Write out again, exactly, the lines of the listing below from the first one through the one that contains "Functional | LDA |", and no other lines.

SOURCE INFORMATION:
=== Begin Enclosure ===

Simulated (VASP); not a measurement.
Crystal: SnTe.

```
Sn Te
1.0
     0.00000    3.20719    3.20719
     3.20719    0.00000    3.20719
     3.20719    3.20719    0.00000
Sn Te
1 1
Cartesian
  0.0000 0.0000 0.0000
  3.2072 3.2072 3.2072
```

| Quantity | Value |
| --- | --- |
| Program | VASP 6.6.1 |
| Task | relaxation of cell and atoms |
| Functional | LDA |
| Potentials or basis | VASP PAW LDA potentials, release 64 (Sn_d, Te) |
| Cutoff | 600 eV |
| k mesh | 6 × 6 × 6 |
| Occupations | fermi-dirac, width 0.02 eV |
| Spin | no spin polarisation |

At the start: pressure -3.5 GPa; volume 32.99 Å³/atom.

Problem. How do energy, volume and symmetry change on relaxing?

=== End Enclosure ===

EXERCISE RESULT:
Simulated (VASP); not a measurement.
Crystal: SnTe.

```
Sn Te
1.0
     0.00000    3.20719    3.20719
     3.20719    0.00000    3.20719
     3.20719    3.20719    0.00000
Sn Te
1 1
Cartesian
  0.0000 0.0000 0.0000
  3.2072 3.2072 3.2072
```

| Quantity | Value |
| --- | --- |
| Program | VASP 6.6.1 |
| Task | relaxation of cell and atoms |
| Functional | LDA |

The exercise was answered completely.